WORK TASK → Copy out the whole listing below exactly.

[DATA EXCERPTS — start]
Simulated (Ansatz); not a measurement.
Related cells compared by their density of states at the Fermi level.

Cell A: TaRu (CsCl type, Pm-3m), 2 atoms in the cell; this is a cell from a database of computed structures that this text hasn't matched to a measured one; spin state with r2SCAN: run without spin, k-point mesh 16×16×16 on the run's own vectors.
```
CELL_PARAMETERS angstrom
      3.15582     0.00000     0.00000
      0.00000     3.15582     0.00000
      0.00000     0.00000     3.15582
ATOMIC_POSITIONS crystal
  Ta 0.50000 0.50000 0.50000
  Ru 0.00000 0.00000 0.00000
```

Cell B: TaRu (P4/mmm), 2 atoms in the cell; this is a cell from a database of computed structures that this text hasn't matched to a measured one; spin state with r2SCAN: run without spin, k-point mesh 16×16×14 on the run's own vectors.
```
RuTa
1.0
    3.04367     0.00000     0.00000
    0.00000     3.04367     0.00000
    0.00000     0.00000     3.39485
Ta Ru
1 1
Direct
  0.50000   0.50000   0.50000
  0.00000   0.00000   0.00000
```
[DATA EXCERPTS — finish]

ANSWER SPACE →
Simulated (Ansatz); not a measurement.
Related cells compared by their density of states at the Fermi level.

Cell A: TaRu (CsCl type, Pm-3m), 2 atoms in the cell; this is a cell from a database of computed structures that this text hasn't matched to a measured one; spin state with r2SCAN: run without spin, k-point mesh 16×16×16 on the run's own vectors.
```
CELL_PARAMETERS angstrom
      3.15582     0.00000     0.00000
      0.00000     3.15582     0.00000
      0.00000     0.00000     3.15582
ATOMIC_POSITIONS crystal
  Ta 0.50000 0.50000 0.50000
  Ru 0.00000 0.00000 0.00000
```

Cell B: TaRu (P4/mmm), 2 atoms in the cell; this is a cell from a database of computed structures that this text hasn't matched to a measured one; spin state with r2SCAN: run without spin, k-point mesh 16×16×14 on the run's own vectors.
```
RuTa
1.0
    3.04367     0.00000     0.00000
    0.00000     3.04367     0.00000
    0.00000     0.00000     3.39485
Ta Ru
1 1
Direct
  0.50000   0.50000   0.50000
  0.00000   0.00000   0.00000
```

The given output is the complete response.